=== Section Start ===

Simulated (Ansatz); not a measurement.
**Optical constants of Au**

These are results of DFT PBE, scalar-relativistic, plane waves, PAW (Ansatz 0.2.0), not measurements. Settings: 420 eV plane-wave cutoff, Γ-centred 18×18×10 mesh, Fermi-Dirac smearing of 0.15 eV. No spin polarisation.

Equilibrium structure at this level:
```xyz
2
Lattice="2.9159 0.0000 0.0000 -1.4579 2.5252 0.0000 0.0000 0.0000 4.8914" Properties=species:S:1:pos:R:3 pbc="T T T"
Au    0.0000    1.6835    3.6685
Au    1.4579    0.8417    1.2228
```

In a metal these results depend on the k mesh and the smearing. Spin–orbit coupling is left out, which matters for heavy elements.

=== Section End ===

Exercise: Go through the listing above and set down each line exactly as it stands.

Answer section:
Simulated (Ansatz); not a measurement.
**Optical constants of Au**

These are results of DFT PBE, scalar-relativistic, plane waves, PAW (Ansatz 0.2.0), not measurements. Settings: 420 eV plane-wave cutoff, Γ-centred 18×18×10 mesh, Fermi-Dirac smearing of 0.15 eV. No spin polarisation.

Equilibrium structure at this level:
```xyz
2
Lattice="2.9159 0.0000 0.0000 -1.4579 2.5252 0.0000 0.0000 0.0000 4.8914" Properties=species:S:1:pos:R:3 pbc="T T T"
Au    0.0000    1.6835    3.6685
Au    1.4579    0.8417    1.2228
```

In a metal these results depend on the k mesh and the smearing. Spin–orbit coupling is left out, which matters for heavy elements.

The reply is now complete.